ACTIVITY:
Return the whole listing exactly as written.

### GIVEN RECORDS ###

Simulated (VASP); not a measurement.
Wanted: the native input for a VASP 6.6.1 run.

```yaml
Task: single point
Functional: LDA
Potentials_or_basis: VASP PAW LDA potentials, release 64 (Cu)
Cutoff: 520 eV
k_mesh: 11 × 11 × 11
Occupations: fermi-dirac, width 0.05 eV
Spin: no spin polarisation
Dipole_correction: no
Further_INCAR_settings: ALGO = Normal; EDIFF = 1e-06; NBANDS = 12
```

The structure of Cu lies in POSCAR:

###

REPLY:
Simulated (VASP); not a measurement.
Wanted: the native input for a VASP 6.6.1 run.

```yaml
Task: single point
Functional: LDA
Potentials_or_basis: VASP PAW LDA potentials, release 64 (Cu)
Cutoff: 520 eV
k_mesh: 11 × 11 × 11
Occupations: fermi-dirac, width 0.05 eV
Spin: no spin polarisation
Dipole_correction: no
Further_INCAR_settings: ALGO = Normal; EDIFF = 1e-06; NBANDS = 12
```

The structure of Cu lies in POSCAR:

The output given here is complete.